ACTIVITY
Retype the material exactly, ending with the line containing "Question: In which forms is Cu present?".

EXERCISE DATA
=== Section Start ===
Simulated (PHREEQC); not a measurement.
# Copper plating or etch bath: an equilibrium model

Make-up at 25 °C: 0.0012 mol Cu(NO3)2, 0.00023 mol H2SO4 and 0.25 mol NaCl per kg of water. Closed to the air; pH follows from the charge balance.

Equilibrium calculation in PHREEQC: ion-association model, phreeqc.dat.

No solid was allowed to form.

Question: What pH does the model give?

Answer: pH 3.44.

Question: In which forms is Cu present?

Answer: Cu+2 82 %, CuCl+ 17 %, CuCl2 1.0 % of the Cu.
=== Section End ===

RESPONSE
Simulated (PHREEQC); not a measurement.
# Copper plating or etch bath: an equilibrium model

Make-up at 25 °C: 0.0012 mol Cu(NO3)2, 0.00023 mol H2SO4 and 0.25 mol NaCl per kg of water. Closed to the air; pH follows from the charge balance.

Equilibrium calculation in PHREEQC: ion-association model, phreeqc.dat.

No solid was allowed to form.

Question: What pH does the model give?

Answer: pH 3.44.

Question: In which forms is Cu present?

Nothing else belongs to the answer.